**Task item**
Up to and including the line with "Task: Read off", repeat every line of the listing exactly, beginning at the first.

**Information provided**
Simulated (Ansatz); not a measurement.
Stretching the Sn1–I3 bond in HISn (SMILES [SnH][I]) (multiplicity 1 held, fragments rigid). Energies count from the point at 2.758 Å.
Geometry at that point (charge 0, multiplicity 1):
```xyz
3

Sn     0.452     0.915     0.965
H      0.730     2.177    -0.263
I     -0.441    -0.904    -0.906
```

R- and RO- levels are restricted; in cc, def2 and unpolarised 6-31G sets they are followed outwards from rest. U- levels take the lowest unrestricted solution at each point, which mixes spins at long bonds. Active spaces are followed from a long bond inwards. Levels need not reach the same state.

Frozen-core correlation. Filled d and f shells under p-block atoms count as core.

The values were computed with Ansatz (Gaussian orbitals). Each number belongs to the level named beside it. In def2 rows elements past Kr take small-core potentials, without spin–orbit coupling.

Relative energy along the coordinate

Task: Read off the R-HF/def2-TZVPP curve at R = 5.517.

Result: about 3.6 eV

**Answer space**
Simulated (Ansatz); not a measurement.
Stretching the Sn1–I3 bond in HISn (SMILES [SnH][I]) (multiplicity 1 held, fragments rigid). Energies count from the point at 2.758 Å.
Geometry at that point (charge 0, multiplicity 1):
```xyz
3

Sn     0.452     0.915     0.965
H      0.730     2.177    -0.263
I     -0.441    -0.904    -0.906
```

R- and RO- levels are restricted; in cc, def2 and unpolarised 6-31G sets they are followed outwards from rest. U- levels take the lowest unrestricted solution at each point, which mixes spins at long bonds. Active spaces are followed from a long bond inwards. Levels need not reach the same state.

Frozen-core correlation. Filled d and f shells under p-block atoms count as core.

The values were computed with Ansatz (Gaussian orbitals). Each number belongs to the level named beside it. In def2 rows elements past Kr take small-core potentials, without spin–orbit coupling.

Relative energy along the coordinate

Task: Read off the R-HF/def2-TZVPP curve at R = 5.517.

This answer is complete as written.